## Assigned task
Take the entries below and print, exactly, the stretch from the line containing "Describe the charge" through the line containing "Answer. Most positive: Ga;", both included.

## Record set
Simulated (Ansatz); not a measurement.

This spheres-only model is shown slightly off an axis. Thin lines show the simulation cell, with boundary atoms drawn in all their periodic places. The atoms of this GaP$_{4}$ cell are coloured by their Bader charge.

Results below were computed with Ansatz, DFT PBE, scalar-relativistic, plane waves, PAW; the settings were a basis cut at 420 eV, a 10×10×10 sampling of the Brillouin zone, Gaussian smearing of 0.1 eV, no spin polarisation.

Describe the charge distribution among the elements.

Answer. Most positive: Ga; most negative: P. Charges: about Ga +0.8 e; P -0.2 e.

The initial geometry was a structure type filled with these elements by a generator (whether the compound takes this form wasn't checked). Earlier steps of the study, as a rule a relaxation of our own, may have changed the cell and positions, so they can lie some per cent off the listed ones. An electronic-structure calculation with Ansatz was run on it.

## Your solution
Describe the charge distribution among the elements.

Answer. Most positive: Ga; most negative: P. Charges: about Ga +0.8 e; P -0.2 e.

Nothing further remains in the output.